ASSIGNED TASK: Reproduce precisely the lines between the start of the data below and the line with "The input as", both included.

--------------------------------------------------
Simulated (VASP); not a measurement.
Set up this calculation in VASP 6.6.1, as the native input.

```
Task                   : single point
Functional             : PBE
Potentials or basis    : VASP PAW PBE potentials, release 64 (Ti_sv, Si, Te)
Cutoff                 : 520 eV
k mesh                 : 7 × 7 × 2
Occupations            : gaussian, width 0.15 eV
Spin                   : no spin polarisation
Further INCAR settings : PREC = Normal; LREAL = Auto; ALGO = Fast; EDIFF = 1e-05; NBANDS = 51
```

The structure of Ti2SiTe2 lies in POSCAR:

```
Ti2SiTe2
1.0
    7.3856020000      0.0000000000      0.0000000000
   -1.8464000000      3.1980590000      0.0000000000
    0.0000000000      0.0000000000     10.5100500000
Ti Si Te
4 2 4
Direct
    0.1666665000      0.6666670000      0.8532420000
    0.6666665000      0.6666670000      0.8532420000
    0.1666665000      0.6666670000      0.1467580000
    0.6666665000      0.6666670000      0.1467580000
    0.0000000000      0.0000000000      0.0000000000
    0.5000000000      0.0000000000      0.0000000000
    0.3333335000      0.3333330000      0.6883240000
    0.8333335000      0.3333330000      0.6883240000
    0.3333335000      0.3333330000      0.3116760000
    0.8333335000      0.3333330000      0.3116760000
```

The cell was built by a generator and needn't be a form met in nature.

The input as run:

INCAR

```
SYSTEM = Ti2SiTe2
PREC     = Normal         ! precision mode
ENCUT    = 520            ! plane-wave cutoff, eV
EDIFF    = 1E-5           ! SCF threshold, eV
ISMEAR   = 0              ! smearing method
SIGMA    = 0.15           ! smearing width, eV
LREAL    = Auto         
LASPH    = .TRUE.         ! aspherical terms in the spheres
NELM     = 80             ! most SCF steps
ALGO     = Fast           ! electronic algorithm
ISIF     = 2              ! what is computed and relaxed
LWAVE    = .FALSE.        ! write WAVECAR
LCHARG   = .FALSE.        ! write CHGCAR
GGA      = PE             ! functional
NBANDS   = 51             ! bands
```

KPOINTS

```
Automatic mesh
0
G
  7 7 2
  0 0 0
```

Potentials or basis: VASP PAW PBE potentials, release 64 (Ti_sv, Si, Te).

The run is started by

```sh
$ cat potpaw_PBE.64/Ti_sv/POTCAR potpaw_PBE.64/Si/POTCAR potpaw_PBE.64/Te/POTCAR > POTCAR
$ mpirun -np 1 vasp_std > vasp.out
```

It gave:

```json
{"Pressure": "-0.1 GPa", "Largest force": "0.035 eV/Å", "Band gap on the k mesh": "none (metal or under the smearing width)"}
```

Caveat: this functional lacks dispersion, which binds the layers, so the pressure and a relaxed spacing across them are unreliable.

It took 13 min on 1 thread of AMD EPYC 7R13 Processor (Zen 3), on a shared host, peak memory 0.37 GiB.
--------------------------------------------------

WRITTEN SOLUTION:
Simulated (VASP); not a measurement.
Set up this calculation in VASP 6.6.1, as the native input.

```
Task                   : single point
Functional             : PBE
Potentials or basis    : VASP PAW PBE potentials, release 64 (Ti_sv, Si, Te)
Cutoff                 : 520 eV
k mesh                 : 7 × 7 × 2
Occupations            : gaussian, width 0.15 eV
Spin                   : no spin polarisation
Further INCAR settings : PREC = Normal; LREAL = Auto; ALGO = Fast; EDIFF = 1e-05; NBANDS = 51
```

The structure of Ti2SiTe2 lies in POSCAR:

```
Ti2SiTe2
1.0
    7.3856020000      0.0000000000      0.0000000000
   -1.8464000000      3.1980590000      0.0000000000
    0.0000000000      0.0000000000     10.5100500000
Ti Si Te
4 2 4
Direct
    0.1666665000      0.6666670000      0.8532420000
    0.6666665000      0.6666670000      0.8532420000
    0.1666665000      0.6666670000      0.1467580000
    0.6666665000      0.6666670000      0.1467580000
    0.0000000000      0.0000000000      0.0000000000
    0.5000000000      0.0000000000      0.0000000000
    0.3333335000      0.3333330000      0.6883240000
    0.8333335000      0.3333330000      0.6883240000
    0.3333335000      0.3333330000      0.3116760000
    0.8333335000      0.3333330000      0.3116760000
```

The cell was built by a generator and needn't be a form met in nature.

The input as run:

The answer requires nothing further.